- _Work order_: A word-for-word copy of the whole listing is the required answer.

- _Provided data_:
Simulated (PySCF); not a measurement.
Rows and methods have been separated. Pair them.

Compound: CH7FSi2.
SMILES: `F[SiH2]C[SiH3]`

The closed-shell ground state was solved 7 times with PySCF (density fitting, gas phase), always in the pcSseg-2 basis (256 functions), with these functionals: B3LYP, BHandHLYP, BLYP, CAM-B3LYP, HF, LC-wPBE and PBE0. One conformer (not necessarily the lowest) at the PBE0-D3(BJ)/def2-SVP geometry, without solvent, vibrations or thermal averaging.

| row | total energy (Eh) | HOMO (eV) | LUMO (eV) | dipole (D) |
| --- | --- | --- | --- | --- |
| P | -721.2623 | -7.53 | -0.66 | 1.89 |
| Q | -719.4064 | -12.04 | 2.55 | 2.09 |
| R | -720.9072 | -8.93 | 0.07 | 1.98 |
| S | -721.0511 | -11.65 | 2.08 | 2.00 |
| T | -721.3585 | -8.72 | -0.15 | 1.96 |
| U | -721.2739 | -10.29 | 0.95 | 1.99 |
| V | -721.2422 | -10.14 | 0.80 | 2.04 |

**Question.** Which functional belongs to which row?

- _Response box_:
Simulated (PySCF); not a measurement.
Rows and methods have been separated. Pair them.

Compound: CH7FSi2.
SMILES: `F[SiH2]C[SiH3]`

The closed-shell ground state was solved 7 times with PySCF (density fitting, gas phase), always in the pcSseg-2 basis (256 functions), with these functionals: B3LYP, BHandHLYP, BLYP, CAM-B3LYP, HF, LC-wPBE and PBE0. One conformer (not necessarily the lowest) at the PBE0-D3(BJ)/def2-SVP geometry, without solvent, vibrations or thermal averaging.

| row | total energy (Eh) | HOMO (eV) | LUMO (eV) | dipole (D) |
| --- | --- | --- | --- | --- |
| P | -721.2623 | -7.53 | -0.66 | 1.89 |
| Q | -719.4064 | -12.04 | 2.55 | 2.09 |
| R | -720.9072 | -8.93 | 0.07 | 1.98 |
| S | -721.0511 | -11.65 | 2.08 | 2.00 |
| T | -721.3585 | -8.72 | -0.15 | 1.96 |
| U | -721.2739 | -10.29 | 0.95 | 1.99 |
| V | -721.2422 | -10.14 | 0.80 | 2.04 |

**Question.** Which functional belongs to which row?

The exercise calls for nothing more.